Brief: Copy each record exactly, word for word.

--------------------------------

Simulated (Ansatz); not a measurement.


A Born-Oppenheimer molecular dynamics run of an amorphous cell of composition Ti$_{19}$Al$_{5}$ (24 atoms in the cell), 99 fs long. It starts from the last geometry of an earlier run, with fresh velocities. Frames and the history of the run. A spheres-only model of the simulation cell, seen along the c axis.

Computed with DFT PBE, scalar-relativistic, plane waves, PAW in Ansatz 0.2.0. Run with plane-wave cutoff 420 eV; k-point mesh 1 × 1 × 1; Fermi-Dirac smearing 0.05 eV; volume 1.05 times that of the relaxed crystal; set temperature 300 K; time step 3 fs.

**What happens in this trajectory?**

--------------------------------

Task solution:
Simulated (Ansatz); not a measurement.


A Born-Oppenheimer molecular dynamics run of an amorphous cell of composition Ti$_{19}$Al$_{5}$ (24 atoms in the cell), 99 fs long. It starts from the last geometry of an earlier run, with fresh velocities. Frames and the history of the run. A spheres-only model of the simulation cell, seen along the c axis.

Computed with DFT PBE, scalar-relativistic, plane waves, PAW in Ansatz 0.2.0. Run with plane-wave cutoff 420 eV; k-point mesh 1 × 1 × 1; Fermi-Dirac smearing 0.05 eV; volume 1.05 times that of the relaxed crystal; set temperature 300 K; time step 3 fs.

**What happens in this trajectory?**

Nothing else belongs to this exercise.